WORK ITEM.
Print every entry again, precisely as written.

***** DATA PROVIDED *****

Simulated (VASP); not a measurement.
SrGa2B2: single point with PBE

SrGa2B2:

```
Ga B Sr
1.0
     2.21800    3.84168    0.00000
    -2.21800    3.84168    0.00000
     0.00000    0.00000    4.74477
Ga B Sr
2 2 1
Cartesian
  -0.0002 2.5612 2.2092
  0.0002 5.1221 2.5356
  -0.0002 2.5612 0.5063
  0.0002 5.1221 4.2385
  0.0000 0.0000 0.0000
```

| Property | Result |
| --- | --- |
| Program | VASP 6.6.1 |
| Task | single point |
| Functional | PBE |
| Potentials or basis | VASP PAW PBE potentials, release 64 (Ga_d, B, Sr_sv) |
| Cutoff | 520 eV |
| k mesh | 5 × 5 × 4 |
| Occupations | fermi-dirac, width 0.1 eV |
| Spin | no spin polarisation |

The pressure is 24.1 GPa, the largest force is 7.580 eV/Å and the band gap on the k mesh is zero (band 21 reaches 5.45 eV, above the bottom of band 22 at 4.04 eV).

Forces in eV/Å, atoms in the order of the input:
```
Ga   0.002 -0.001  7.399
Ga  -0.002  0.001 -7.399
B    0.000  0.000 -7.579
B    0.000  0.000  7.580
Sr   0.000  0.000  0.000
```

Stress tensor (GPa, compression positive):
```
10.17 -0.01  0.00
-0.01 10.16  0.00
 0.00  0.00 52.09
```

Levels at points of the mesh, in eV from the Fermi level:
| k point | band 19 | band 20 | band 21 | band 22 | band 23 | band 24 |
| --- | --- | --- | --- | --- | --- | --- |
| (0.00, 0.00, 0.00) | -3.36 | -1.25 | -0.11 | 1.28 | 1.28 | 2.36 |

*****

EXERCISE OUTPUT.
Simulated (VASP); not a measurement.
SrGa2B2: single point with PBE

SrGa2B2:

```
Ga B Sr
1.0
     2.21800    3.84168    0.00000
    -2.21800    3.84168    0.00000
     0.00000    0.00000    4.74477
Ga B Sr
2 2 1
Cartesian
  -0.0002 2.5612 2.2092
  0.0002 5.1221 2.5356
  -0.0002 2.5612 0.5063
  0.0002 5.1221 4.2385
  0.0000 0.0000 0.0000
```

| Property | Result |
| --- | --- |
| Program | VASP 6.6.1 |
| Task | single point |
| Functional | PBE |
| Potentials or basis | VASP PAW PBE potentials, release 64 (Ga_d, B, Sr_sv) |
| Cutoff | 520 eV |
| k mesh | 5 × 5 × 4 |
| Occupations | fermi-dirac, width 0.1 eV |
| Spin | no spin polarisation |

The pressure is 24.1 GPa, the largest force is 7.580 eV/Å and the band gap on the k mesh is zero (band 21 reaches 5.45 eV, above the bottom of band 22 at 4.04 eV).

Forces in eV/Å, atoms in the order of the input:
```
Ga   0.002 -0.001  7.399
Ga  -0.002  0.001 -7.399
B    0.000  0.000 -7.579
B    0.000  0.000  7.580
Sr   0.000  0.000  0.000
```

Stress tensor (GPa, compression positive):
```
10.17 -0.01  0.00
-0.01 10.16  0.00
 0.00  0.00 52.09
```

Levels at points of the mesh, in eV from the Fermi level:
| k point | band 19 | band 20 | band 21 | band 22 | band 23 | band 24 |
| --- | --- | --- | --- | --- | --- | --- |
| (0.00, 0.00, 0.00) | -3.36 | -1.25 | -0.11 | 1.28 | 1.28 | 2.36 |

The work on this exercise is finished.